- Brief
This exercise calls for every record to be set down exactly.

----------

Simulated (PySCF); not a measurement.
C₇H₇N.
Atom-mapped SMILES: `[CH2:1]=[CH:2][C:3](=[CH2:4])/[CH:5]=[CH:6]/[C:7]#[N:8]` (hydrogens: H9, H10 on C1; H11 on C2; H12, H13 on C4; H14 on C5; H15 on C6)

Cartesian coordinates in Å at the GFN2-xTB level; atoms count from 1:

----------

- Answer space
Simulated (PySCF); not a measurement.
C₇H₇N.
Atom-mapped SMILES: `[CH2:1]=[CH:2][C:3](=[CH2:4])/[CH:5]=[CH:6]/[C:7]#[N:8]` (hydrogens: H9, H10 on C1; H11 on C2; H12, H13 on C4; H14 on C5; H15 on C6)

Cartesian coordinates in Å at the GFN2-xTB level; atoms count from 1:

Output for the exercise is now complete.